────

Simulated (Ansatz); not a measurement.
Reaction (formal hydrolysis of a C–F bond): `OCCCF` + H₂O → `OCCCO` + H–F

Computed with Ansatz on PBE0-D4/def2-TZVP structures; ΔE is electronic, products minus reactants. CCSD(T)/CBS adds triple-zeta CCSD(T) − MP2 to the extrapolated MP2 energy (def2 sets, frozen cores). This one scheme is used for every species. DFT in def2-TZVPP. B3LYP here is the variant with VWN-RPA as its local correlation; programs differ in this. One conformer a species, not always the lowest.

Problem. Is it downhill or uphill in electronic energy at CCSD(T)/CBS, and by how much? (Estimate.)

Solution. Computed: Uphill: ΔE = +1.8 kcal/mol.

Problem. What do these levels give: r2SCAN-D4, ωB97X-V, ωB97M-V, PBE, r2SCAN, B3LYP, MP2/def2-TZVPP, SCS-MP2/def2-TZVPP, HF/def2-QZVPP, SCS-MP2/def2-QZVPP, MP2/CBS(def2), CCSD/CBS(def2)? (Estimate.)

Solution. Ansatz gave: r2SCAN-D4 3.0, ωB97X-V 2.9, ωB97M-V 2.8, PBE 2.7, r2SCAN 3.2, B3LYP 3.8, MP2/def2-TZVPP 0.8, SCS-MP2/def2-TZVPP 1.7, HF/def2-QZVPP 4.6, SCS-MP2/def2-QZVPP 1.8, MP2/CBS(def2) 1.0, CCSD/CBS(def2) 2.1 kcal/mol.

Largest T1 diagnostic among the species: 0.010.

────

■ **ASSIGNED TASK**: Precisely the lines between those holding "Computed with Ansatz" and "Problem. What do", inclusive, are to be reproduced from the listing above, with nothing added.

■ **EXPECTED ANSWER**:
Computed with Ansatz on PBE0-D4/def2-TZVP structures; ΔE is electronic, products minus reactants. CCSD(T)/CBS adds triple-zeta CCSD(T) − MP2 to the extrapolated MP2 energy (def2 sets, frozen cores). This one scheme is used for every species. DFT in def2-TZVPP. B3LYP here is the variant with VWN-RPA as its local correlation; programs differ in this. One conformer a species, not always the lowest.

Problem. Is it downhill or uphill in electronic energy at CCSD(T)/CBS, and by how much? (Estimate.)

Solution. Computed: Uphill: ΔE = +1.8 kcal/mol.

Problem. What do these levels give: r2SCAN-D4, ωB97X-V, ωB97M-V, PBE, r2SCAN, B3LYP, MP2/def2-TZVPP, SCS-MP2/def2-TZVPP, HF/def2-QZVPP, SCS-MP2/def2-QZVPP, MP2/CBS(def2), CCSD/CBS(def2)? (Estimate.)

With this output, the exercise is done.